* INFORMATION SUPPLIED *
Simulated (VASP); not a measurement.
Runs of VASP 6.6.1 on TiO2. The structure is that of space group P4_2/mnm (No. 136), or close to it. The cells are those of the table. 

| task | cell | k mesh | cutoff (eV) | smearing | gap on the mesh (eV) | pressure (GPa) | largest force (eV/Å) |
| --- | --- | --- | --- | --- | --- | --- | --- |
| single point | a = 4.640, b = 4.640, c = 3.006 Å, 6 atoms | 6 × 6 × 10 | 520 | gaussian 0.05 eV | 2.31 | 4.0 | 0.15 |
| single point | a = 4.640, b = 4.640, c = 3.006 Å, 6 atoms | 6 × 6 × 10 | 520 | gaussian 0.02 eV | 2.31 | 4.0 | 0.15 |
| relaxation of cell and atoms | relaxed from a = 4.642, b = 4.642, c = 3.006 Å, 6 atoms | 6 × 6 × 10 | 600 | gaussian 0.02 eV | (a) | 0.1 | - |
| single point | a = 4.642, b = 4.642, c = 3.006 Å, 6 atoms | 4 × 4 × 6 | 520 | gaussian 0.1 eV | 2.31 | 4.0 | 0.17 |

* TASK ITEM *
The job here is to write out all the entries again exactly.

* PROBLEM SOLUTION *
Simulated (VASP); not a measurement.
Runs of VASP 6.6.1 on TiO2. The structure is that of space group P4_2/mnm (No. 136), or close to it. The cells are those of the table. 

| task | cell | k mesh | cutoff (eV) | smearing | gap on the mesh (eV) | pressure (GPa) | largest force (eV/Å) |
| --- | --- | --- | --- | --- | --- | --- | --- |
| single point | a = 4.640, b = 4.640, c = 3.006 Å, 6 atoms | 6 × 6 × 10 | 520 | gaussian 0.05 eV | 2.31 | 4.0 | 0.15 |
| single point | a = 4.640, b = 4.640, c = 3.006 Å, 6 atoms | 6 × 6 × 10 | 520 | gaussian 0.02 eV | 2.31 | 4.0 | 0.15 |
| relaxation of cell and atoms | relaxed from a = 4.642, b = 4.642, c = 3.006 Å, 6 atoms | 6 × 6 × 10 | 600 | gaussian 0.02 eV | (a) | 0.1 | - |
| single point | a = 4.642, b = 4.642, c = 3.006 Å, 6 atoms | 4 × 4 × 6 | 520 | gaussian 0.1 eV | 2.31 | 4.0 | 0.17 |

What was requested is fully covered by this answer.